# Assignment
What is needed here is a word-for-word copy of all the entries below.

# Data provided
□ □ □ □ □

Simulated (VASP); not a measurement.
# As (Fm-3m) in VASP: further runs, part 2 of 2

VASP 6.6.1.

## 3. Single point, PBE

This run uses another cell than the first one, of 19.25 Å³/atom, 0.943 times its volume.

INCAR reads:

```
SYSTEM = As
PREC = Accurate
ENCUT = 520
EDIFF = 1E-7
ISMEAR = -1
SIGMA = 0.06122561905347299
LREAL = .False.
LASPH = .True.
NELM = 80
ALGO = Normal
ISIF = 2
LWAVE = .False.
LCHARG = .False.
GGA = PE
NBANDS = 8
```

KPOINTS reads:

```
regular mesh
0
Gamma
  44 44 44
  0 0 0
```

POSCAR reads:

□ □ □ □ □

# Result
Simulated (VASP); not a measurement.
# As (Fm-3m) in VASP: further runs, part 2 of 2

VASP 6.6.1.

## 3. Single point, PBE

This run uses another cell than the first one, of 19.25 Å³/atom, 0.943 times its volume.

INCAR reads:

```
SYSTEM = As
PREC = Accurate
ENCUT = 520
EDIFF = 1E-7
ISMEAR = -1
SIGMA = 0.06122561905347299
LREAL = .False.
LASPH = .True.
NELM = 80
ALGO = Normal
ISIF = 2
LWAVE = .False.
LCHARG = .False.
GGA = PE
NBANDS = 8
```

KPOINTS reads:

```
regular mesh
0
Gamma
  44 44 44
  0 0 0
```

POSCAR reads:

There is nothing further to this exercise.